> [Work instruction] What is needed here is an exact repetition of the records below, beginning at the line that has "Source of the" and stopping after the line that has "Task: Give the equilibrium state of Si-76.2Al (at.%) at 750".

> [Dataset]
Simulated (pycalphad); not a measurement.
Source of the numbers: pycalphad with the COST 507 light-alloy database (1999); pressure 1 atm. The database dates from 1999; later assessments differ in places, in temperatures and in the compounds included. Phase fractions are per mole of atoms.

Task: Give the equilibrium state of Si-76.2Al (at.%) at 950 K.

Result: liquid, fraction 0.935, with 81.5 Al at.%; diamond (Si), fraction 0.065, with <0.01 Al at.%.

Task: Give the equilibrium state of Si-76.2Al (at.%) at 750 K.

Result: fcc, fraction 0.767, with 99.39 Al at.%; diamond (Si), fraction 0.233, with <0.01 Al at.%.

> [Response box]
Source of the numbers: pycalphad with the COST 507 light-alloy database (1999); pressure 1 atm. The database dates from 1999; later assessments differ in places, in temperatures and in the compounds included. Phase fractions are per mole of atoms.

Task: Give the equilibrium state of Si-76.2Al (at.%) at 950 K.

Result: liquid, fraction 0.935, with 81.5 Al at.%; diamond (Si), fraction 0.065, with <0.01 Al at.%.

Task: Give the equilibrium state of Si-76.2Al (at.%) at 750 K.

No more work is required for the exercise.